**Given entries**:
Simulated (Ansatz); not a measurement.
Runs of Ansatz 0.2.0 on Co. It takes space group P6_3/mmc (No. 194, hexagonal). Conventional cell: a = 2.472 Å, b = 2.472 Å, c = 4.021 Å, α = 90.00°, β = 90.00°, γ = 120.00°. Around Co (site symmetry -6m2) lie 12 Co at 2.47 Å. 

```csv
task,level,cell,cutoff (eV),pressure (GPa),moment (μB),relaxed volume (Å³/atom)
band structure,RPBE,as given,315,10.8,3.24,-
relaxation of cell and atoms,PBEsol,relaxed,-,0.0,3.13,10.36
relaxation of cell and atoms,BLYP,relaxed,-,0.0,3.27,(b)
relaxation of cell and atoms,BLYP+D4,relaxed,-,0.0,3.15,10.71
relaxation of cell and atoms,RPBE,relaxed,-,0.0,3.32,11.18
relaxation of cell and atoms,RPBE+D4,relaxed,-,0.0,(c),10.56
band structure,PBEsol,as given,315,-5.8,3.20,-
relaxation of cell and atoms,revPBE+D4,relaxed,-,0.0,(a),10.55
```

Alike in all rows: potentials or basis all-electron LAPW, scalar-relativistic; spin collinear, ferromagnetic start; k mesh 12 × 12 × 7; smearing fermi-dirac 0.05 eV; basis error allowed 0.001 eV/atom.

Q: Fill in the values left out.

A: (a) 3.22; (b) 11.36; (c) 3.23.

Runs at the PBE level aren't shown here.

**Work request**: The entries above must each be repeated exactly.

**Response area**:
Simulated (Ansatz); not a measurement.
Runs of Ansatz 0.2.0 on Co. It takes space group P6_3/mmc (No. 194, hexagonal). Conventional cell: a = 2.472 Å, b = 2.472 Å, c = 4.021 Å, α = 90.00°, β = 90.00°, γ = 120.00°. Around Co (site symmetry -6m2) lie 12 Co at 2.47 Å. 

```csv
task,level,cell,cutoff (eV),pressure (GPa),moment (μB),relaxed volume (Å³/atom)
band structure,RPBE,as given,315,10.8,3.24,-
relaxation of cell and atoms,PBEsol,relaxed,-,0.0,3.13,10.36
relaxation of cell and atoms,BLYP,relaxed,-,0.0,3.27,(b)
relaxation of cell and atoms,BLYP+D4,relaxed,-,0.0,3.15,10.71
relaxation of cell and atoms,RPBE,relaxed,-,0.0,3.32,11.18
relaxation of cell and atoms,RPBE+D4,relaxed,-,0.0,(c),10.56
band structure,PBEsol,as given,315,-5.8,3.20,-
relaxation of cell and atoms,revPBE+D4,relaxed,-,0.0,(a),10.55
```

Alike in all rows: potentials or basis all-electron LAPW, scalar-relativistic; spin collinear, ferromagnetic start; k mesh 12 × 12 × 7; smearing fermi-dirac 0.05 eV; basis error allowed 0.001 eV/atom.

Q: Fill in the values left out.

A: (a) 3.22; (b) 11.36; (c) 3.23.

Runs at the PBE level aren't shown here.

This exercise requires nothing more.